● Dataset excerpts
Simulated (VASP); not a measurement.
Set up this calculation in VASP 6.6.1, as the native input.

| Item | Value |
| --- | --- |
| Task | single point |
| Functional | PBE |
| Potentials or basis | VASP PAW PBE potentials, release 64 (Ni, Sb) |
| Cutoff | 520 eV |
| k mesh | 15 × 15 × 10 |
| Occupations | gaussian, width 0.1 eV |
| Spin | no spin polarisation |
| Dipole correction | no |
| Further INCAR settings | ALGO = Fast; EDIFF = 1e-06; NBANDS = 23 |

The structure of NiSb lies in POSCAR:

● Work task
Output every record above exactly as it appears.

● Task result
Simulated (VASP); not a measurement.
Set up this calculation in VASP 6.6.1, as the native input.

| Item | Value |
| --- | --- |
| Task | single point |
| Functional | PBE |
| Potentials or basis | VASP PAW PBE potentials, release 64 (Ni, Sb) |
| Cutoff | 520 eV |
| k mesh | 15 × 15 × 10 |
| Occupations | gaussian, width 0.1 eV |
| Spin | no spin polarisation |
| Dipole correction | no |
| Further INCAR settings | ALGO = Fast; EDIFF = 1e-06; NBANDS = 23 |

The structure of NiSb lies in POSCAR:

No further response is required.